Assignment
Using the records below, write out again exactly the lines that begin at the line containing "All values below" and end at the line containing "The pressure is its mean diagonal, 1.80 GPa.", and no other lines.

Data under study
--- --- ---
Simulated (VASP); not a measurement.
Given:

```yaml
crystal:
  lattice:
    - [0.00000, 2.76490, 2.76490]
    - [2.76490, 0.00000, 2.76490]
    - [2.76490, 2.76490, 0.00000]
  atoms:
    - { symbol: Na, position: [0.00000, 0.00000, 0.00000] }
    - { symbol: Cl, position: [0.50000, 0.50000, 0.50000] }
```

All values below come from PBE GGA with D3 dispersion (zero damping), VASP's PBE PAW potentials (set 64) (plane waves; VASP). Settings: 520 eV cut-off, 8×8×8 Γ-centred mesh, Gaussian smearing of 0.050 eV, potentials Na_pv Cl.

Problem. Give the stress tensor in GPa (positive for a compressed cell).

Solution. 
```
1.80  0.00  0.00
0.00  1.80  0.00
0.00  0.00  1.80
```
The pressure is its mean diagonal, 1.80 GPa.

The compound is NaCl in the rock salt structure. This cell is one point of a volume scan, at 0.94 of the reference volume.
--- --- ---

Answer area
All values below come from PBE GGA with D3 dispersion (zero damping), VASP's PBE PAW potentials (set 64) (plane waves; VASP). Settings: 520 eV cut-off, 8×8×8 Γ-centred mesh, Gaussian smearing of 0.050 eV, potentials Na_pv Cl.

Problem. Give the stress tensor in GPa (positive for a compressed cell).

Solution. 
```
1.80  0.00  0.00
0.00  1.80  0.00
0.00  0.00  1.80
```
The pressure is its mean diagonal, 1.80 GPa.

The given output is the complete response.